───── Available data
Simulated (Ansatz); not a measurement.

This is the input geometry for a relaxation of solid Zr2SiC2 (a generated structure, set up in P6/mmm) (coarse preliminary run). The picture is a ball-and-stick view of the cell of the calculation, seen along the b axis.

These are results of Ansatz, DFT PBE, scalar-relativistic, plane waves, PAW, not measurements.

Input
──────────

# Work item
All the data is to be copied over exactly as it stands.

# Task solution
Simulated (Ansatz); not a measurement.

This is the input geometry for a relaxation of solid Zr2SiC2 (a generated structure, set up in P6/mmm) (coarse preliminary run). The picture is a ball-and-stick view of the cell of the calculation, seen along the b axis.

These are results of Ansatz, DFT PBE, scalar-relativistic, plane waves, PAW, not measurements.

Input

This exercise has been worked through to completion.